*** Begin section ***
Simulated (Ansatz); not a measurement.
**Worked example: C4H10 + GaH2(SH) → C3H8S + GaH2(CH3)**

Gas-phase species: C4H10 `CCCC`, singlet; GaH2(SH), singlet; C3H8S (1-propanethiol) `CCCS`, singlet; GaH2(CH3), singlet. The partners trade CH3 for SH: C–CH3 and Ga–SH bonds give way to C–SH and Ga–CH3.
*** End section ***

• [ASSIGNMENT]: Go through the records and print each one exactly.

• [EXERCISE SOLUTION]:
Simulated (Ansatz); not a measurement.
**Worked example: C4H10 + GaH2(SH) → C3H8S + GaH2(CH3)**

Gas-phase species: C4H10 `CCCC`, singlet; GaH2(SH), singlet; C3H8S (1-propanethiol) `CCCS`, singlet; GaH2(CH3), singlet. The partners trade CH3 for SH: C–CH3 and Ga–SH bonds give way to C–SH and Ga–CH3.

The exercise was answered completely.